[[ Data to examine, beginning ]]

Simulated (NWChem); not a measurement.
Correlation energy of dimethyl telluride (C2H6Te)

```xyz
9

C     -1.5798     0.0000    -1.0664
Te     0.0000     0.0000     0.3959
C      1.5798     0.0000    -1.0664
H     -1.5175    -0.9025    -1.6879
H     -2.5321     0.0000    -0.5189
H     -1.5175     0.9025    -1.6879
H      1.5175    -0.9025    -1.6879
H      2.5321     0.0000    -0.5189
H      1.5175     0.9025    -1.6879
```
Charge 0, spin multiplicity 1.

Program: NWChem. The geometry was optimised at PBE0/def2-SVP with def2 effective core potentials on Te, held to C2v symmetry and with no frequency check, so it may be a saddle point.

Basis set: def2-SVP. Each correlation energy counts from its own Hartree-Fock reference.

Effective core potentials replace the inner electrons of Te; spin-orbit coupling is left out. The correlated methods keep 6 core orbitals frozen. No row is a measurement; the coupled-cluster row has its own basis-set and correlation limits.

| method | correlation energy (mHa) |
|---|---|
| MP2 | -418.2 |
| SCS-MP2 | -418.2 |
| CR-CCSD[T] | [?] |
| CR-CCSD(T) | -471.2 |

[[ Data to examine, end ]]

Using only the listing above, restate exactly the lines from the line containing "Program: NWChem. The" through the line containing "CR-CCSD[T] | [?] |", both included.

Program: NWChem. The geometry was optimised at PBE0/def2-SVP with def2 effective core potentials on Te, held to C2v symmetry and with no frequency check, so it may be a saddle point.

Basis set: def2-SVP. Each correlation energy counts from its own Hartree-Fock reference.

Effective core potentials replace the inner electrons of Te; spin-orbit coupling is left out. The correlated methods keep 6 core orbitals frozen. No row is a measurement; the coupled-cluster row has its own basis-set and correlation limits.

| method | correlation energy (mHa) |
|---|---|
| MP2 | -418.2 |
| SCS-MP2 | -418.2 |
| CR-CCSD[T] | [?] |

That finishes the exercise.